Requirement:
Each line from the opening of the records that follow to the line with "## Boundary energy" needs to be written out exactly. Add nothing.

Record set:
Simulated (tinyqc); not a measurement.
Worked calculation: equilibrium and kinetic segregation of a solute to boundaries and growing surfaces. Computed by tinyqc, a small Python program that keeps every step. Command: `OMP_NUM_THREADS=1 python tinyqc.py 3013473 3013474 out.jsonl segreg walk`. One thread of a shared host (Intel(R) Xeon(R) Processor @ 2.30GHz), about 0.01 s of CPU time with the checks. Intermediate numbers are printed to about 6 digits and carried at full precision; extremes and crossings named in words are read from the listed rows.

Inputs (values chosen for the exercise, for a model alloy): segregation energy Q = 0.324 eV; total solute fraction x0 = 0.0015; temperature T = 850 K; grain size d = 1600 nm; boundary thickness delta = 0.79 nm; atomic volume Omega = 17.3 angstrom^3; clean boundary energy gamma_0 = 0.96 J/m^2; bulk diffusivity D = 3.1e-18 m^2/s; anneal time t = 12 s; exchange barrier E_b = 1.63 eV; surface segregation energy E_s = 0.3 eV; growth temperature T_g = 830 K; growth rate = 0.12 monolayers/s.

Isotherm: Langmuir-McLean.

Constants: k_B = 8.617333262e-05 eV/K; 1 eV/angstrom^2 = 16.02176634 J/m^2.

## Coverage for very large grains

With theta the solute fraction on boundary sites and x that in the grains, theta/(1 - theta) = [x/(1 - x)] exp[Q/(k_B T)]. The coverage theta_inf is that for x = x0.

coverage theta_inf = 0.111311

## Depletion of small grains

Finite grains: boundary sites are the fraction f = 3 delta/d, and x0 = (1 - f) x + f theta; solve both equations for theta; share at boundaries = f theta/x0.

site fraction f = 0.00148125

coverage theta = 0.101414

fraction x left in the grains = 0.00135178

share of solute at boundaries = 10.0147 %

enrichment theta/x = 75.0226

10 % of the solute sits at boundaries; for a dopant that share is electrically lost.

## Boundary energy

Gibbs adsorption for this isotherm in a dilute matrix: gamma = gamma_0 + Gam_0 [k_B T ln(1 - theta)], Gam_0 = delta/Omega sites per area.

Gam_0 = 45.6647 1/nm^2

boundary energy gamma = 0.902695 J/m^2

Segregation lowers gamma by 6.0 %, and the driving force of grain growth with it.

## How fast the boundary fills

Worked solution:
Simulated (tinyqc); not a measurement.
Worked calculation: equilibrium and kinetic segregation of a solute to boundaries and growing surfaces. Computed by tinyqc, a small Python program that keeps every step. Command: `OMP_NUM_THREADS=1 python tinyqc.py 3013473 3013474 out.jsonl segreg walk`. One thread of a shared host (Intel(R) Xeon(R) Processor @ 2.30GHz), about 0.01 s of CPU time with the checks. Intermediate numbers are printed to about 6 digits and carried at full precision; extremes and crossings named in words are read from the listed rows.

Inputs (values chosen for the exercise, for a model alloy): segregation energy Q = 0.324 eV; total solute fraction x0 = 0.0015; temperature T = 850 K; grain size d = 1600 nm; boundary thickness delta = 0.79 nm; atomic volume Omega = 17.3 angstrom^3; clean boundary energy gamma_0 = 0.96 J/m^2; bulk diffusivity D = 3.1e-18 m^2/s; anneal time t = 12 s; exchange barrier E_b = 1.63 eV; surface segregation energy E_s = 0.3 eV; growth temperature T_g = 830 K; growth rate = 0.12 monolayers/s.

Isotherm: Langmuir-McLean.

Constants: k_B = 8.617333262e-05 eV/K; 1 eV/angstrom^2 = 16.02176634 J/m^2.

## Coverage for very large grains

With theta the solute fraction on boundary sites and x that in the grains, theta/(1 - theta) = [x/(1 - x)] exp[Q/(k_B T)]. The coverage theta_inf is that for x = x0.

coverage theta_inf = 0.111311

## Depletion of small grains

Finite grains: boundary sites are the fraction f = 3 delta/d, and x0 = (1 - f) x + f theta; solve both equations for theta; share at boundaries = f theta/x0.

site fraction f = 0.00148125

coverage theta = 0.101414

fraction x left in the grains = 0.00135178

share of solute at boundaries = 10.0147 %

enrichment theta/x = 75.0226

10 % of the solute sits at boundaries; for a dopant that share is electrically lost.

## Boundary energy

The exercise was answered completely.